[Data extracts]
════════════════════

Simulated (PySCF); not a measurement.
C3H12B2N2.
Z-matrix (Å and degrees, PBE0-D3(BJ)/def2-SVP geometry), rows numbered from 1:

════════════════════

[Requirement]
The full set of records must be transcribed character for character.

[Response]
Simulated (PySCF); not a measurement.
C3H12B2N2.
Z-matrix (Å and degrees, PBE0-D3(BJ)/def2-SVP geometry), rows numbered from 1:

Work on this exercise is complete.